*RECORD EXTRACTS*.
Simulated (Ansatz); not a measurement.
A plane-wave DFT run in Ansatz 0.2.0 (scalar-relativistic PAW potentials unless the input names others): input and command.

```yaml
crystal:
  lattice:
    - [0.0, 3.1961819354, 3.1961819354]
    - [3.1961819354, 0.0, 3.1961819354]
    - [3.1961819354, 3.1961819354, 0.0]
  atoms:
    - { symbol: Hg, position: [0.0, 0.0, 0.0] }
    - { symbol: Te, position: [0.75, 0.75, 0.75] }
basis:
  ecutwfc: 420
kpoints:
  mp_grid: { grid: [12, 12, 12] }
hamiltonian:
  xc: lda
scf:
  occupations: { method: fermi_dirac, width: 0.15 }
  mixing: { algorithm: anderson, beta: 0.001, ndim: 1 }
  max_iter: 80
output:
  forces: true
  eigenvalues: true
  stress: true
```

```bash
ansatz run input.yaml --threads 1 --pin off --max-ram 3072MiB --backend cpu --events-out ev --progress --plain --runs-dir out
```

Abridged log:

*BRIEF*.
Output each entry exactly. Leave none out.

*RESPONSE BOX*.
Simulated (Ansatz); not a measurement.
A plane-wave DFT run in Ansatz 0.2.0 (scalar-relativistic PAW potentials unless the input names others): input and command.

```yaml
crystal:
  lattice:
    - [0.0, 3.1961819354, 3.1961819354]
    - [3.1961819354, 0.0, 3.1961819354]
    - [3.1961819354, 3.1961819354, 0.0]
  atoms:
    - { symbol: Hg, position: [0.0, 0.0, 0.0] }
    - { symbol: Te, position: [0.75, 0.75, 0.75] }
basis:
  ecutwfc: 420
kpoints:
  mp_grid: { grid: [12, 12, 12] }
hamiltonian:
  xc: lda
scf:
  occupations: { method: fermi_dirac, width: 0.15 }
  mixing: { algorithm: anderson, beta: 0.001, ndim: 1 }
  max_iter: 80
output:
  forces: true
  eigenvalues: true
  stress: true
```

```bash
ansatz run input.yaml --threads 1 --pin off --max-ram 3072MiB --backend cpu --events-out ev --progress --plain --runs-dir out
```

Abridged log:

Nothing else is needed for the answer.